Dataset excerpts ->
BEGIN

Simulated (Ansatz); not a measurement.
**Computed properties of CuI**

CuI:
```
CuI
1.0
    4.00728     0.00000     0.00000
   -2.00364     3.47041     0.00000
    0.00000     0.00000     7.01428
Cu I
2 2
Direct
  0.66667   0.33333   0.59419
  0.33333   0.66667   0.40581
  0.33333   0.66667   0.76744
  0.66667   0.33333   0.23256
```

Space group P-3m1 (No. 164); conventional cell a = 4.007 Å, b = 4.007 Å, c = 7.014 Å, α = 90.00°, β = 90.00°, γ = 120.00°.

END

Assignment -> Copy the entries above exactly, leaving none out.

Response box ->
Simulated (Ansatz); not a measurement.
**Computed properties of CuI**

CuI:
```
CuI
1.0
    4.00728     0.00000     0.00000
   -2.00364     3.47041     0.00000
    0.00000     0.00000     7.01428
Cu I
2 2
Direct
  0.66667   0.33333   0.59419
  0.33333   0.66667   0.40581
  0.33333   0.66667   0.76744
  0.66667   0.33333   0.23256
```

Space group P-3m1 (No. 164); conventional cell a = 4.007 Å, b = 4.007 Å, c = 7.014 Å, α = 90.00°, β = 90.00°, γ = 120.00°.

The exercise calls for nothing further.